[DATA LISTING Boundary: Start]

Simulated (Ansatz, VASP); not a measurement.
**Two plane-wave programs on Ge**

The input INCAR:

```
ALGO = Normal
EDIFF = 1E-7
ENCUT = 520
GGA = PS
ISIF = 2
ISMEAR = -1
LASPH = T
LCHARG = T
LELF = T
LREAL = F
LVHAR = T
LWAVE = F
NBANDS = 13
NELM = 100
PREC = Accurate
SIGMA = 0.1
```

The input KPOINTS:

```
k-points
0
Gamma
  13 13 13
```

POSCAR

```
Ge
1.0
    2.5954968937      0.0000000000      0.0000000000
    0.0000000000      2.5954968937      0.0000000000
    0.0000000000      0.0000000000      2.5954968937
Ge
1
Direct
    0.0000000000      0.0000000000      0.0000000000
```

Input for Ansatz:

[DATA LISTING Boundary: End]

◆ WORK ORDER
Having read the records, return each one exactly.

◆ EXERCISE SOLUTION
Simulated (Ansatz, VASP); not a measurement.
**Two plane-wave programs on Ge**

The input INCAR:

```
ALGO = Normal
EDIFF = 1E-7
ENCUT = 520
GGA = PS
ISIF = 2
ISMEAR = -1
LASPH = T
LCHARG = T
LELF = T
LREAL = F
LVHAR = T
LWAVE = F
NBANDS = 13
NELM = 100
PREC = Accurate
SIGMA = 0.1
```

The input KPOINTS:

```
k-points
0
Gamma
  13 13 13
```

POSCAR

```
Ge
1.0
    2.5954968937      0.0000000000      0.0000000000
    0.0000000000      2.5954968937      0.0000000000
    0.0000000000      0.0000000000      2.5954968937
Ge
1
Direct
    0.0000000000      0.0000000000      0.0000000000
```

Input for Ansatz:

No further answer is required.